## Brief
The records sit below this line. Repeat all of them exactly.

[Record excerpts — start]
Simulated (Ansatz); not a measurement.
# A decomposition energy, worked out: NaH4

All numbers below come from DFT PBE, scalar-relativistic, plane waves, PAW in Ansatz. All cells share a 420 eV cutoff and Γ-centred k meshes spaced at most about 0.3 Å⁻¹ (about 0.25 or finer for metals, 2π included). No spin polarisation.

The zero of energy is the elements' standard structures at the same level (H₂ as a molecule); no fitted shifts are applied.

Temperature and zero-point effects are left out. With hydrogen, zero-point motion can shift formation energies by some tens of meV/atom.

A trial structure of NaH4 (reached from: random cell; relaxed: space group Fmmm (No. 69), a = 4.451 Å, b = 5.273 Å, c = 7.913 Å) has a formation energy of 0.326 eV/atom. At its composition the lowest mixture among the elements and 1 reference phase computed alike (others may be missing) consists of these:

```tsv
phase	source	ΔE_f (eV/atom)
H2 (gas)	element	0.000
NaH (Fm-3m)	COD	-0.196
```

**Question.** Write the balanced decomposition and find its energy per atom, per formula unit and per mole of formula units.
[Record excerpts — finish]

## Answer space
Simulated (Ansatz); not a measurement.
# A decomposition energy, worked out: NaH4

All numbers below come from DFT PBE, scalar-relativistic, plane waves, PAW in Ansatz. All cells share a 420 eV cutoff and Γ-centred k meshes spaced at most about 0.3 Å⁻¹ (about 0.25 or finer for metals, 2π included). No spin polarisation.

The zero of energy is the elements' standard structures at the same level (H₂ as a molecule); no fitted shifts are applied.

Temperature and zero-point effects are left out. With hydrogen, zero-point motion can shift formation energies by some tens of meV/atom.

A trial structure of NaH4 (reached from: random cell; relaxed: space group Fmmm (No. 69), a = 4.451 Å, b = 5.273 Å, c = 7.913 Å) has a formation energy of 0.326 eV/atom. At its composition the lowest mixture among the elements and 1 reference phase computed alike (others may be missing) consists of these:

```tsv
phase	source	ΔE_f (eV/atom)
H2 (gas)	element	0.000
NaH (Fm-3m)	COD	-0.196
```

**Question.** Write the balanced decomposition and find its energy per atom, per formula unit and per mole of formula units.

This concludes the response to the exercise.